··· Extracted material ···

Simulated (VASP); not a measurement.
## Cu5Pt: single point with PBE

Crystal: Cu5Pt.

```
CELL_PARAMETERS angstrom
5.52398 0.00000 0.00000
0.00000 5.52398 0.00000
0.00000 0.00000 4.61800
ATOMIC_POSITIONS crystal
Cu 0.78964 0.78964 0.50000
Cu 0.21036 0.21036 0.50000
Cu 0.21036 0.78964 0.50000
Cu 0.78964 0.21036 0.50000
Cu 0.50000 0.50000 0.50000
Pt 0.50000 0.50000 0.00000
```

···

Work instruction.
All of the data above should be reproduced exactly, with nothing missing.

Response area.
Simulated (VASP); not a measurement.
## Cu5Pt: single point with PBE

Crystal: Cu5Pt.

```
CELL_PARAMETERS angstrom
5.52398 0.00000 0.00000
0.00000 5.52398 0.00000
0.00000 0.00000 4.61800
ATOMIC_POSITIONS crystal
Cu 0.78964 0.78964 0.50000
Cu 0.21036 0.21036 0.50000
Cu 0.21036 0.78964 0.50000
Cu 0.78964 0.21036 0.50000
Cu 0.50000 0.50000 0.50000
Pt 0.50000 0.50000 0.00000
```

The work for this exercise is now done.